DATASET
[Start of Attachment]
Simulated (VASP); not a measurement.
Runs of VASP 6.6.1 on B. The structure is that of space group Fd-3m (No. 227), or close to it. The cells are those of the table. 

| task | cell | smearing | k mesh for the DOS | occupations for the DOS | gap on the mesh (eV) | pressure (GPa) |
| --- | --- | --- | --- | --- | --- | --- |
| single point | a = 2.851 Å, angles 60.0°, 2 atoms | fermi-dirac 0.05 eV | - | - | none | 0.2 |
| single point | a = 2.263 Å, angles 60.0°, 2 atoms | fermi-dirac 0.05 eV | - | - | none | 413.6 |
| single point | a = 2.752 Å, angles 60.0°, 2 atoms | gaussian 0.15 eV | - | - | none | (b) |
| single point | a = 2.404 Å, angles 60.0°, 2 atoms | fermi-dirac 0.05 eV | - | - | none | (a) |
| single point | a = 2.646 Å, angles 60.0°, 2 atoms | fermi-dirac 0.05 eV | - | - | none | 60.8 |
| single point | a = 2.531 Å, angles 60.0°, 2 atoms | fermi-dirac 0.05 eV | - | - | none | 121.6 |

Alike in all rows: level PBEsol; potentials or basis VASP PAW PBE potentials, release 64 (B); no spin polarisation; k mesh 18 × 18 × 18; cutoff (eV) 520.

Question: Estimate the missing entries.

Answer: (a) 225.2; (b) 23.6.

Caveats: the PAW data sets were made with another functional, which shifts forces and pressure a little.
[End of Attachment]

Copy every entry exactly.

ANSWER BOX
Simulated (VASP); not a measurement.
Runs of VASP 6.6.1 on B. The structure is that of space group Fd-3m (No. 227), or close to it. The cells are those of the table. 

| task | cell | smearing | k mesh for the DOS | occupations for the DOS | gap on the mesh (eV) | pressure (GPa) |
| --- | --- | --- | --- | --- | --- | --- |
| single point | a = 2.851 Å, angles 60.0°, 2 atoms | fermi-dirac 0.05 eV | - | - | none | 0.2 |
| single point | a = 2.263 Å, angles 60.0°, 2 atoms | fermi-dirac 0.05 eV | - | - | none | 413.6 |
| single point | a = 2.752 Å, angles 60.0°, 2 atoms | gaussian 0.15 eV | - | - | none | (b) |
| single point | a = 2.404 Å, angles 60.0°, 2 atoms | fermi-dirac 0.05 eV | - | - | none | (a) |
| single point | a = 2.646 Å, angles 60.0°, 2 atoms | fermi-dirac 0.05 eV | - | - | none | 60.8 |
| single point | a = 2.531 Å, angles 60.0°, 2 atoms | fermi-dirac 0.05 eV | - | - | none | 121.6 |

Alike in all rows: level PBEsol; potentials or basis VASP PAW PBE potentials, release 64 (B); no spin polarisation; k mesh 18 × 18 × 18; cutoff (eV) 520.

Question: Estimate the missing entries.

Answer: (a) 225.2; (b) 23.6.

Caveats: the PAW data sets were made with another functional, which shifts forces and pressure a little.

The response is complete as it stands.